[Opening Extracted data section]

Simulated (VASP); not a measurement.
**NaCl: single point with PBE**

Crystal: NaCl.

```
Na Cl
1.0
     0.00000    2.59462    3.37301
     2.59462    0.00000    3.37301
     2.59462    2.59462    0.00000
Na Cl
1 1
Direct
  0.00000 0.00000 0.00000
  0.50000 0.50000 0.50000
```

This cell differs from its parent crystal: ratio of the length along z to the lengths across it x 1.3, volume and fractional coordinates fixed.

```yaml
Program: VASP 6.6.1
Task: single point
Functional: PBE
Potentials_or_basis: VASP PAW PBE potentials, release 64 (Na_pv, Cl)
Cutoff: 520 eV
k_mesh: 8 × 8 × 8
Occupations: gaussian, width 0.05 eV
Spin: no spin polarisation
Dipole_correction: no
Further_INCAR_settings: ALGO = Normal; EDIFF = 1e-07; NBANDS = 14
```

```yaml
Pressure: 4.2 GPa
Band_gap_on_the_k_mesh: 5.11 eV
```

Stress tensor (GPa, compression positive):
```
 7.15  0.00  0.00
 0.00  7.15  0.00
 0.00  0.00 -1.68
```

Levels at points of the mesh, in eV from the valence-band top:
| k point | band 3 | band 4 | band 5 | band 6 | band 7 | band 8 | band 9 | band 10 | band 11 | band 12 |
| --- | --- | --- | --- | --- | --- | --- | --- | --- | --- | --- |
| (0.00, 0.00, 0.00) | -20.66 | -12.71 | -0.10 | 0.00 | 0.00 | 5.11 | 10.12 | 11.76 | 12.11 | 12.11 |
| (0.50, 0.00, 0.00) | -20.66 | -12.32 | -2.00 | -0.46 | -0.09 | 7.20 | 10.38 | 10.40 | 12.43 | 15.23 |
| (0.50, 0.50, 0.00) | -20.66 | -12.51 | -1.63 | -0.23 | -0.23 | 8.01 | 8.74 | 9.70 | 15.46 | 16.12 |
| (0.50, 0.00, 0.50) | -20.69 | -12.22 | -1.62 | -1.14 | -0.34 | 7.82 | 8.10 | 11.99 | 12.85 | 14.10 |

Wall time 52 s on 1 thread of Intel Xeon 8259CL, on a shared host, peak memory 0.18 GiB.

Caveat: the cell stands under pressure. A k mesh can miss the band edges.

[Closing Extracted data section]

_Brief_
Look above for the line with "point with PBE**" and the line with "This cell differs"; transcribe both and all lines in between, exactly, and nothing else.

_Response area_
**NaCl: single point with PBE**

Crystal: NaCl.

```
Na Cl
1.0
     0.00000    2.59462    3.37301
     2.59462    0.00000    3.37301
     2.59462    2.59462    0.00000
Na Cl
1 1
Direct
  0.00000 0.00000 0.00000
  0.50000 0.50000 0.50000
```

This cell differs from its parent crystal: ratio of the length along z to the lengths across it x 1.3, volume and fractional coordinates fixed.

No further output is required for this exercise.